☆ ☆ ☆ ☆ ☆ ☆ ☆

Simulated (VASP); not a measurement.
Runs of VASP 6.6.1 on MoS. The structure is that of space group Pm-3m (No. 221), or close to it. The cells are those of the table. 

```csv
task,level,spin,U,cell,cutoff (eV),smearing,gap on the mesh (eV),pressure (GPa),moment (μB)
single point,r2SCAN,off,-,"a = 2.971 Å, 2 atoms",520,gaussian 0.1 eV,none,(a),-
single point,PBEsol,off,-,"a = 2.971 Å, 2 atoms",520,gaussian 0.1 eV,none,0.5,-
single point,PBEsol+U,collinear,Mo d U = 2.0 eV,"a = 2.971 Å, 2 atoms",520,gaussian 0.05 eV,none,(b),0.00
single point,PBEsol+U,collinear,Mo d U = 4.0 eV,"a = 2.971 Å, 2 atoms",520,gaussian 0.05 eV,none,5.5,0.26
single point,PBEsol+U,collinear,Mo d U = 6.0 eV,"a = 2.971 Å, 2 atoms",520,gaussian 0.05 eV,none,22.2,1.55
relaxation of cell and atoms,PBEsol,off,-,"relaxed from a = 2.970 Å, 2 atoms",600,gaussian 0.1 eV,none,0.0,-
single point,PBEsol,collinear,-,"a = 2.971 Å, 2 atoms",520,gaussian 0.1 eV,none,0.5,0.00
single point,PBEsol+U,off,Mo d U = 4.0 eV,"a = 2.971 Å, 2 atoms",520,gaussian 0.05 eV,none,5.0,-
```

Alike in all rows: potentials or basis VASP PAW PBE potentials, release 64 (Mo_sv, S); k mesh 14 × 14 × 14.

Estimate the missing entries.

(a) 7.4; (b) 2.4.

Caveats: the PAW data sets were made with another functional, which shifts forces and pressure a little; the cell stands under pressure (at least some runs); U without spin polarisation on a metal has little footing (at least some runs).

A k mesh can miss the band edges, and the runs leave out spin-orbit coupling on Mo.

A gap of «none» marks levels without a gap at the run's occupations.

☆ ☆ ☆ ☆ ☆ ☆ ☆

→ **Requirement**
Copy out the listing above, line by line and exactly, from its first line to the line holding "A k mesh can", inclusive.

→ **Answer box**
Simulated (VASP); not a measurement.
Runs of VASP 6.6.1 on MoS. The structure is that of space group Pm-3m (No. 221), or close to it. The cells are those of the table. 

```csv
task,level,spin,U,cell,cutoff (eV),smearing,gap on the mesh (eV),pressure (GPa),moment (μB)
single point,r2SCAN,off,-,"a = 2.971 Å, 2 atoms",520,gaussian 0.1 eV,none,(a),-
single point,PBEsol,off,-,"a = 2.971 Å, 2 atoms",520,gaussian 0.1 eV,none,0.5,-
single point,PBEsol+U,collinear,Mo d U = 2.0 eV,"a = 2.971 Å, 2 atoms",520,gaussian 0.05 eV,none,(b),0.00
single point,PBEsol+U,collinear,Mo d U = 4.0 eV,"a = 2.971 Å, 2 atoms",520,gaussian 0.05 eV,none,5.5,0.26
single point,PBEsol+U,collinear,Mo d U = 6.0 eV,"a = 2.971 Å, 2 atoms",520,gaussian 0.05 eV,none,22.2,1.55
relaxation of cell and atoms,PBEsol,off,-,"relaxed from a = 2.970 Å, 2 atoms",600,gaussian 0.1 eV,none,0.0,-
single point,PBEsol,collinear,-,"a = 2.971 Å, 2 atoms",520,gaussian 0.1 eV,none,0.5,0.00
single point,PBEsol+U,off,Mo d U = 4.0 eV,"a = 2.971 Å, 2 atoms",520,gaussian 0.05 eV,none,5.0,-
```

Alike in all rows: potentials or basis VASP PAW PBE potentials, release 64 (Mo_sv, S); k mesh 14 × 14 × 14.

Estimate the missing entries.

(a) 7.4; (b) 2.4.

Caveats: the PAW data sets were made with another functional, which shifts forces and pressure a little; the cell stands under pressure (at least some runs); U without spin polarisation on a metal has little footing (at least some runs).

A k mesh can miss the band edges, and the runs leave out spin-orbit coupling on Mo.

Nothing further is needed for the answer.